_Dataset_
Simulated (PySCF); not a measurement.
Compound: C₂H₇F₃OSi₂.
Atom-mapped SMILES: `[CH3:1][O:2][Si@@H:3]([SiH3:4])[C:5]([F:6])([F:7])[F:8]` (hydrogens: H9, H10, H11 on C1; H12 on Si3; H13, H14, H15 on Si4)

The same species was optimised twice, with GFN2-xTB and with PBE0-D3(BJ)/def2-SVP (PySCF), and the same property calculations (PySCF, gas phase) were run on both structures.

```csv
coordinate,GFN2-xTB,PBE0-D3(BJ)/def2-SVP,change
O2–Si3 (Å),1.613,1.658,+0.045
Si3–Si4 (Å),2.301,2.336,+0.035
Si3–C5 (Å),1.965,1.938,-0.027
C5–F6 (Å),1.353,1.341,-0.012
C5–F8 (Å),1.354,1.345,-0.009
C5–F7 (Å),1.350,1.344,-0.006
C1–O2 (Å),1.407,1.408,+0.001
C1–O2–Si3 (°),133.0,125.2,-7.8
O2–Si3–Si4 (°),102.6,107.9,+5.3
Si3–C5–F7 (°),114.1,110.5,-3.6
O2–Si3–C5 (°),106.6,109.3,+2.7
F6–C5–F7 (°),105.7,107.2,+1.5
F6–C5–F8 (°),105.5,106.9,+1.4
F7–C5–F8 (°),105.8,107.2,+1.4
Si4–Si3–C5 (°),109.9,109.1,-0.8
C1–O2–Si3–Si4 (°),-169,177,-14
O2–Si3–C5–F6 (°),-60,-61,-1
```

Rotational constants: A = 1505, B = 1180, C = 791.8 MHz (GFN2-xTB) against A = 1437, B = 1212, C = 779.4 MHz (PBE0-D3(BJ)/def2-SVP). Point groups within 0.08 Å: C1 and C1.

_Action item_
Please reply with an exact copy of the lines above, starting at the first and ending at the line that holds "H15 on Si4)".

_Task output_
Simulated (PySCF); not a measurement.
Compound: C₂H₇F₃OSi₂.
Atom-mapped SMILES: `[CH3:1][O:2][Si@@H:3]([SiH3:4])[C:5]([F:6])([F:7])[F:8]` (hydrogens: H9, H10, H11 on C1; H12 on Si3; H13, H14, H15 on Si4)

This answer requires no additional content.